WORK TASK. Reproduce only the top of the records, down to and including the line containing "Aim: see how".

________

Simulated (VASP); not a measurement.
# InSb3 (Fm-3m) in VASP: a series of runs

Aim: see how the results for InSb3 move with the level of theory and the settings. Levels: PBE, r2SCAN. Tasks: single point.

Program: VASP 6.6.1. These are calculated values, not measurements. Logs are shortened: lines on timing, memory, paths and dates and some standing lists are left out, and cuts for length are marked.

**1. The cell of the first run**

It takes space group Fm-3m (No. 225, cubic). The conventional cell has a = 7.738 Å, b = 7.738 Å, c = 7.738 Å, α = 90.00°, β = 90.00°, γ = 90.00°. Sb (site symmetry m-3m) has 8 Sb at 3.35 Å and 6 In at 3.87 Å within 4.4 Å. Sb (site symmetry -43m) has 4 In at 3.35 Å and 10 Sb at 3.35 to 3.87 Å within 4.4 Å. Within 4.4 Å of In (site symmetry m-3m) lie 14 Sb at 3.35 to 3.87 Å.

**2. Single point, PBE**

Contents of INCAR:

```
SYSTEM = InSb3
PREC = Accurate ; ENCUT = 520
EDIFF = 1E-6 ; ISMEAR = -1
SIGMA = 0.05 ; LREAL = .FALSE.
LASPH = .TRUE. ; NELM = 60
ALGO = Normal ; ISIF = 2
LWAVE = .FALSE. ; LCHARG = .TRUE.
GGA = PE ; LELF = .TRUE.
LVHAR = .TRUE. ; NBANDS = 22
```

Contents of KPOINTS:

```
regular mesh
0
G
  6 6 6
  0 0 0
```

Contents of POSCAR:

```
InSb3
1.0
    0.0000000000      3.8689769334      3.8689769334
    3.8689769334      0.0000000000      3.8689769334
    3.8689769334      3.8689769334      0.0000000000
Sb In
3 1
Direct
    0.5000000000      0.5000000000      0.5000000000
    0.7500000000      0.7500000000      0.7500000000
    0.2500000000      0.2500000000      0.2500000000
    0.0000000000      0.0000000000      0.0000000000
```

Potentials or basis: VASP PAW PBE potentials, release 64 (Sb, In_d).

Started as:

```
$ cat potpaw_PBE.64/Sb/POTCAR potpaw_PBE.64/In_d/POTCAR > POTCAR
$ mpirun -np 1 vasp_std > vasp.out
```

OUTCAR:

________

ANSWER BOX.
Simulated (VASP); not a measurement.
# InSb3 (Fm-3m) in VASP: a series of runs

Aim: see how the results for InSb3 move with the level of theory and the settings. Levels: PBE, r2SCAN. Tasks: single point.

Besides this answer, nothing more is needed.